* [BRIEF]: Give back the lines of the records exactly, starting at the first and ending at the one with "0.13077 | 4.6124 |".

─── EXTRACTED MATERIAL

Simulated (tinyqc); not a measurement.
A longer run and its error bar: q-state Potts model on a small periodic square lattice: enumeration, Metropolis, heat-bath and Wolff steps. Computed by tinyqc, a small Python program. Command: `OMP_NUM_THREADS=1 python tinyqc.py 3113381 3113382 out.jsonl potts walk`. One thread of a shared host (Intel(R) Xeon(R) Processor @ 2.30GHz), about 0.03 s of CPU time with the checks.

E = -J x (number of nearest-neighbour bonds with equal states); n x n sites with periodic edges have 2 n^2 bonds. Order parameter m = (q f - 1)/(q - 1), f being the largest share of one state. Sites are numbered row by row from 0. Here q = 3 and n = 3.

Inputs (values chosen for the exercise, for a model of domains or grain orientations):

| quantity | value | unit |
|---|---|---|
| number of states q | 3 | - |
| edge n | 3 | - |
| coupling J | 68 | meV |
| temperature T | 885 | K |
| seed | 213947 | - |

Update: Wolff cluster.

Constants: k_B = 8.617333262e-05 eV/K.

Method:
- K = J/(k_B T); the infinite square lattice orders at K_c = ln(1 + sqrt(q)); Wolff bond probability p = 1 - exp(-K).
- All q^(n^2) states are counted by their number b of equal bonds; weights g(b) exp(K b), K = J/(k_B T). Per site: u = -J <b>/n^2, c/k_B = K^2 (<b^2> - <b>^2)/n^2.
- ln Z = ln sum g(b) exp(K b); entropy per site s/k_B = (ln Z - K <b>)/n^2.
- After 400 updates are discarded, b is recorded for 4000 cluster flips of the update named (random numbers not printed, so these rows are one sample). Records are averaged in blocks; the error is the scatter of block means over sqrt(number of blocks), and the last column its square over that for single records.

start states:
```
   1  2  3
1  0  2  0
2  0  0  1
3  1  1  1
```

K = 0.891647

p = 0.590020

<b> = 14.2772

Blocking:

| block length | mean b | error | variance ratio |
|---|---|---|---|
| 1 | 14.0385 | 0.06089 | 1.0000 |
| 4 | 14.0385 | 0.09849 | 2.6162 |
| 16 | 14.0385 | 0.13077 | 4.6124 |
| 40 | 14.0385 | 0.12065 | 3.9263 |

──────

* [EXERCISE RESPONSE]:
Simulated (tinyqc); not a measurement.
A longer run and its error bar: q-state Potts model on a small periodic square lattice: enumeration, Metropolis, heat-bath and Wolff steps. Computed by tinyqc, a small Python program. Command: `OMP_NUM_THREADS=1 python tinyqc.py 3113381 3113382 out.jsonl potts walk`. One thread of a shared host (Intel(R) Xeon(R) Processor @ 2.30GHz), about 0.03 s of CPU time with the checks.

E = -J x (number of nearest-neighbour bonds with equal states); n x n sites with periodic edges have 2 n^2 bonds. Order parameter m = (q f - 1)/(q - 1), f being the largest share of one state. Sites are numbered row by row from 0. Here q = 3 and n = 3.

Inputs (values chosen for the exercise, for a model of domains or grain orientations):

| quantity | value | unit |
|---|---|---|
| number of states q | 3 | - |
| edge n | 3 | - |
| coupling J | 68 | meV |
| temperature T | 885 | K |
| seed | 213947 | - |

Update: Wolff cluster.

Constants: k_B = 8.617333262e-05 eV/K.

Method:
- K = J/(k_B T); the infinite square lattice orders at K_c = ln(1 + sqrt(q)); Wolff bond probability p = 1 - exp(-K).
- All q^(n^2) states are counted by their number b of equal bonds; weights g(b) exp(K b), K = J/(k_B T). Per site: u = -J <b>/n^2, c/k_B = K^2 (<b^2> - <b>^2)/n^2.
- ln Z = ln sum g(b) exp(K b); entropy per site s/k_B = (ln Z - K <b>)/n^2.
- After 400 updates are discarded, b is recorded for 4000 cluster flips of the update named (random numbers not printed, so these rows are one sample). Records are averaged in blocks; the error is the scatter of block means over sqrt(number of blocks), and the last column its square over that for single records.

start states:
```
   1  2  3
1  0  2  0
2  0  0  1
3  1  1  1
```

K = 0.891647

p = 0.590020

<b> = 14.2772

Blocking:

| block length | mean b | error | variance ratio |
|---|---|---|---|
| 1 | 14.0385 | 0.06089 | 1.0000 |
| 4 | 14.0385 | 0.09849 | 2.6162 |
| 16 | 14.0385 | 0.13077 | 4.6124 |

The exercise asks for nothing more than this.